····················
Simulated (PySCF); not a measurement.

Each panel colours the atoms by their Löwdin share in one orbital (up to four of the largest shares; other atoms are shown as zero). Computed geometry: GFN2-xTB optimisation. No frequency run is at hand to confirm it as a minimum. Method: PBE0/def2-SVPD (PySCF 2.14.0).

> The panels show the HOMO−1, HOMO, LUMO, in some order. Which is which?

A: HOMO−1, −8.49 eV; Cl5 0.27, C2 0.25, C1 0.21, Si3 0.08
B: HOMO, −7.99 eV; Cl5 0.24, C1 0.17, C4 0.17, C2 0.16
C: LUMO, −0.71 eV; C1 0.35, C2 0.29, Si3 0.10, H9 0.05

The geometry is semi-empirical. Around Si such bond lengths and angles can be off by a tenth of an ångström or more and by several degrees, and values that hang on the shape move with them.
····················

**Work request:**
Your task is to quote the lines above, beginning with the first and ending with the one that holds "C: LUMO, −0.71".

**Result:**
Simulated (PySCF); not a measurement.

Each panel colours the atoms by their Löwdin share in one orbital (up to four of the largest shares; other atoms are shown as zero). Computed geometry: GFN2-xTB optimisation. No frequency run is at hand to confirm it as a minimum. Method: PBE0/def2-SVPD (PySCF 2.14.0).

> The panels show the HOMO−1, HOMO, LUMO, in some order. Which is which?

A: HOMO−1, −8.49 eV; Cl5 0.27, C2 0.25, C1 0.21, Si3 0.08
B: HOMO, −7.99 eV; Cl5 0.24, C1 0.17, C4 0.17, C2 0.16
C: LUMO, −0.71 eV; C1 0.35, C2 0.29, Si3 0.10, H9 0.05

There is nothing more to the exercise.